(Dataset excerpts):
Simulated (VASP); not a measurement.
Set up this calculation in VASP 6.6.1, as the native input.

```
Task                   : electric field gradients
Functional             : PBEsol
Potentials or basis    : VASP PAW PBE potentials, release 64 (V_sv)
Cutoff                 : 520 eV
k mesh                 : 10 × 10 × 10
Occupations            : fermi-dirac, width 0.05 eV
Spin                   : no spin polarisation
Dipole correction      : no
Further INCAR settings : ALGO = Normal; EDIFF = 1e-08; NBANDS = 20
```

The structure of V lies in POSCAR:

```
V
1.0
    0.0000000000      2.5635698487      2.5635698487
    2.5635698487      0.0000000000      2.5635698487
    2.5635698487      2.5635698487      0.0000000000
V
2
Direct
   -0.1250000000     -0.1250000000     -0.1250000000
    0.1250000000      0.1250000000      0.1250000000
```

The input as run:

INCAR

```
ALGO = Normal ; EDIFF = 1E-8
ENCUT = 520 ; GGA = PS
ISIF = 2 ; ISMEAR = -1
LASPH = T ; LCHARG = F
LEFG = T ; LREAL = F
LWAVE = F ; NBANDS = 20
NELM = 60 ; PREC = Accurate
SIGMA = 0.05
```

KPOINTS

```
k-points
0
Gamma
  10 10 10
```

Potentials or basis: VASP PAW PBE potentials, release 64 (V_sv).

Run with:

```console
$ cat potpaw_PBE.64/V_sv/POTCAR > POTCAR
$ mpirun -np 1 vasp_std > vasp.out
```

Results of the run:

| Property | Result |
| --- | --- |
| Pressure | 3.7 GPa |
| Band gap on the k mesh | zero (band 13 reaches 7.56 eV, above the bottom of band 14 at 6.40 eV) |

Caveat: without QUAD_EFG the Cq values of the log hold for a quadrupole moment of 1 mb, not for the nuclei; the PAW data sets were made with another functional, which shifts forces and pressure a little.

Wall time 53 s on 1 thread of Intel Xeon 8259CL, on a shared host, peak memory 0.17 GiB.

(Requirement):
Output the lines above exactly, but only those between the line holding "Results of the" and the line holding "Caveat: without QUAD_EFG", inclusive.

(Task result):
Results of the run:

| Property | Result |
| --- | --- |
| Pressure | 3.7 GPa |
| Band gap on the k mesh | zero (band 13 reaches 7.56 eV, above the bottom of band 14 at 6.40 eV) |

Caveat: without QUAD_EFG the Cq values of the log hold for a quadrupole moment of 1 mb, not for the nuclei; the PAW data sets were made with another functional, which shifts forces and pressure a little.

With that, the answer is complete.